■ Activity:
Send every record back word for word.

■ Records shown:
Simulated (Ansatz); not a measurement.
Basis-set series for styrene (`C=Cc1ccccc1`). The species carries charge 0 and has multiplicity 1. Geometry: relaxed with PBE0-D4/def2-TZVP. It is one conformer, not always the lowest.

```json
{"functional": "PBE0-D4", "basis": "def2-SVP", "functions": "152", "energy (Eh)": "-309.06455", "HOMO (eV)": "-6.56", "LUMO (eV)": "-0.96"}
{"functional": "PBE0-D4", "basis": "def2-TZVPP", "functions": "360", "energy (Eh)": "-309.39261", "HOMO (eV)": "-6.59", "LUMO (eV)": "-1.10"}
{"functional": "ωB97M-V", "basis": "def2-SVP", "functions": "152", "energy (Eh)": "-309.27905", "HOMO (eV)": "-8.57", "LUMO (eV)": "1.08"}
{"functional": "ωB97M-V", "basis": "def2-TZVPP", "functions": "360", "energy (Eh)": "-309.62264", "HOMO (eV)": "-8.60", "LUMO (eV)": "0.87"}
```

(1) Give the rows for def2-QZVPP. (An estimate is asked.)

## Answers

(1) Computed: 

■ Your solution:
Simulated (Ansatz); not a measurement.
Basis-set series for styrene (`C=Cc1ccccc1`). The species carries charge 0 and has multiplicity 1. Geometry: relaxed with PBE0-D4/def2-TZVP. It is one conformer, not always the lowest.

```json
{"functional": "PBE0-D4", "basis": "def2-SVP", "functions": "152", "energy (Eh)": "-309.06455", "HOMO (eV)": "-6.56", "LUMO (eV)": "-0.96"}
{"functional": "PBE0-D4", "basis": "def2-TZVPP", "functions": "360", "energy (Eh)": "-309.39261", "HOMO (eV)": "-6.59", "LUMO (eV)": "-1.10"}
{"functional": "ωB97M-V", "basis": "def2-SVP", "functions": "152", "energy (Eh)": "-309.27905", "HOMO (eV)": "-8.57", "LUMO (eV)": "1.08"}
{"functional": "ωB97M-V", "basis": "def2-TZVPP", "functions": "360", "energy (Eh)": "-309.62264", "HOMO (eV)": "-8.60", "LUMO (eV)": "0.87"}
```

(1) Give the rows for def2-QZVPP. (An estimate is asked.)

## Answers

(1) Computed: 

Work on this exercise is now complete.